| Required action |
Please write out each entry below exactly as it appears.

| Supplied data |
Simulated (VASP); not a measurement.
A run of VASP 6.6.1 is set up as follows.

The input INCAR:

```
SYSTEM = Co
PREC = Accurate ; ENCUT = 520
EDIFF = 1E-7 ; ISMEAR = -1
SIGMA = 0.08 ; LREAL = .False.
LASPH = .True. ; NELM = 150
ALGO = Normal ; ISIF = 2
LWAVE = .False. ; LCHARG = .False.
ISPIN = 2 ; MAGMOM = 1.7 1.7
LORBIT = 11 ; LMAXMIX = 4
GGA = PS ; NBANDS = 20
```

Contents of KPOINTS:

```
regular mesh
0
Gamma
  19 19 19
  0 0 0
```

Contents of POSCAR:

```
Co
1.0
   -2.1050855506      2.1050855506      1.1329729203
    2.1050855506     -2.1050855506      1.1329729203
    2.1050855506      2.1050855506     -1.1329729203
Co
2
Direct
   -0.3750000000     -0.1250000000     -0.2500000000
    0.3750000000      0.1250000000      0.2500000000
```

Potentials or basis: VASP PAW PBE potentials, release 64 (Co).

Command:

| Response box |
Simulated (VASP); not a measurement.
A run of VASP 6.6.1 is set up as follows.

The input INCAR:

```
SYSTEM = Co
PREC = Accurate ; ENCUT = 520
EDIFF = 1E-7 ; ISMEAR = -1
SIGMA = 0.08 ; LREAL = .False.
LASPH = .True. ; NELM = 150
ALGO = Normal ; ISIF = 2
LWAVE = .False. ; LCHARG = .False.
ISPIN = 2 ; MAGMOM = 1.7 1.7
LORBIT = 11 ; LMAXMIX = 4
GGA = PS ; NBANDS = 20
```

Contents of KPOINTS:

```
regular mesh
0
Gamma
  19 19 19
  0 0 0
```

Contents of POSCAR:

```
Co
1.0
   -2.1050855506      2.1050855506      1.1329729203
    2.1050855506     -2.1050855506      1.1329729203
    2.1050855506      2.1050855506     -1.1329729203
Co
2
Direct
   -0.3750000000     -0.1250000000     -0.2500000000
    0.3750000000      0.1250000000      0.2500000000
```

Potentials or basis: VASP PAW PBE potentials, release 64 (Co).

Command:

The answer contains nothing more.